Go through the following data and transcribe exactly the stretch of lines from the one holding "The N K edge" to the one holding "[Logs are printed", both included.

────────────────────
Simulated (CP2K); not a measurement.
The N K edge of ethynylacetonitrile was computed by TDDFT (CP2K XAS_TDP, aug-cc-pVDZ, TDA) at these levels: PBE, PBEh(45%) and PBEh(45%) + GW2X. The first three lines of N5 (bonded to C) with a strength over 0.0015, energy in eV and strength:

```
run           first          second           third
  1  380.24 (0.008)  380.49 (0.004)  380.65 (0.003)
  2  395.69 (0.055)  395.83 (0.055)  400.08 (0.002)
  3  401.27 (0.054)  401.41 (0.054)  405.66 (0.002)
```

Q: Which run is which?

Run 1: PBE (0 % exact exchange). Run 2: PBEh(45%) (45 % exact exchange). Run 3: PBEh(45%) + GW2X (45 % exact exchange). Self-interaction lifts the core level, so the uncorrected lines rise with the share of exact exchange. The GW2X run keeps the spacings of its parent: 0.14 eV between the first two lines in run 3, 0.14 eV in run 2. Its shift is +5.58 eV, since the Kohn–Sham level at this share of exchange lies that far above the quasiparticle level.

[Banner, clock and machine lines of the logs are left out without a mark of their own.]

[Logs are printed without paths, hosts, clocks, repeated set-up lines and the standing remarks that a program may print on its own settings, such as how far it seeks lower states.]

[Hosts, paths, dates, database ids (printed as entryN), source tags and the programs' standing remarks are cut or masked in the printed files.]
────────────────────

▸ **TASK RESULT**
The N K edge of ethynylacetonitrile was computed by TDDFT (CP2K XAS_TDP, aug-cc-pVDZ, TDA) at these levels: PBE, PBEh(45%) and PBEh(45%) + GW2X. The first three lines of N5 (bonded to C) with a strength over 0.0015, energy in eV and strength:

```
run           first          second           third
  1  380.24 (0.008)  380.49 (0.004)  380.65 (0.003)
  2  395.69 (0.055)  395.83 (0.055)  400.08 (0.002)
  3  401.27 (0.054)  401.41 (0.054)  405.66 (0.002)
```

Q: Which run is which?

Run 1: PBE (0 % exact exchange). Run 2: PBEh(45%) (45 % exact exchange). Run 3: PBEh(45%) + GW2X (45 % exact exchange). Self-interaction lifts the core level, so the uncorrected lines rise with the share of exact exchange. The GW2X run keeps the spacings of its parent: 0.14 eV between the first two lines in run 3, 0.14 eV in run 2. Its shift is +5.58 eV, since the Kohn–Sham level at this share of exchange lies that far above the quasiparticle level.

[Banner, clock and machine lines of the logs are left out without a mark of their own.]

[Logs are printed without paths, hosts, clocks, repeated set-up lines and the standing remarks that a program may print on its own settings, such as how far it seeks lower states.]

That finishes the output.